◆ Assigned task
Repeat exactly what appears from the opening line of the listing to the line with "This cell was", inclusive.

◆ Material shown
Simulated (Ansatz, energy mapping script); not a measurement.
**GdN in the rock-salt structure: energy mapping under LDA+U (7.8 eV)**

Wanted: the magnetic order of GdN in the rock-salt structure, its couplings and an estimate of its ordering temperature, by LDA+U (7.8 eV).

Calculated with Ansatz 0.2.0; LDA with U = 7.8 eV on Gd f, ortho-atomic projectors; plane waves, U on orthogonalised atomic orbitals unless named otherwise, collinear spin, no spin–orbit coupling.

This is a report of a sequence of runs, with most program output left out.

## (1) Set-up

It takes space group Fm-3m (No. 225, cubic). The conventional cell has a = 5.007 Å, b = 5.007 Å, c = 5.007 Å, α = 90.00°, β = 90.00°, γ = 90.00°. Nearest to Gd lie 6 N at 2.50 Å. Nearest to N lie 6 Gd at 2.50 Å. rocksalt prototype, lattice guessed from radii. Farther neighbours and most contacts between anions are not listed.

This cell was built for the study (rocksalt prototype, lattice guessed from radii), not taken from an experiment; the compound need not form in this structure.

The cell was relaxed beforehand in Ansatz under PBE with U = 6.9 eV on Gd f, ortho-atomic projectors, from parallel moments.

◆ Exercise output
Simulated (Ansatz, energy mapping script); not a measurement.
**GdN in the rock-salt structure: energy mapping under LDA+U (7.8 eV)**

Wanted: the magnetic order of GdN in the rock-salt structure, its couplings and an estimate of its ordering temperature, by LDA+U (7.8 eV).

Calculated with Ansatz 0.2.0; LDA with U = 7.8 eV on Gd f, ortho-atomic projectors; plane waves, U on orthogonalised atomic orbitals unless named otherwise, collinear spin, no spin–orbit coupling.

This is a report of a sequence of runs, with most program output left out.

## (1) Set-up

It takes space group Fm-3m (No. 225, cubic). The conventional cell has a = 5.007 Å, b = 5.007 Å, c = 5.007 Å, α = 90.00°, β = 90.00°, γ = 90.00°. Nearest to Gd lie 6 N at 2.50 Å. Nearest to N lie 6 Gd at 2.50 Å. rocksalt prototype, lattice guessed from radii. Farther neighbours and most contacts between anions are not listed.

This cell was built for the study (rocksalt prototype, lattice guessed from radii), not taken from an experiment; the compound need not form in this structure.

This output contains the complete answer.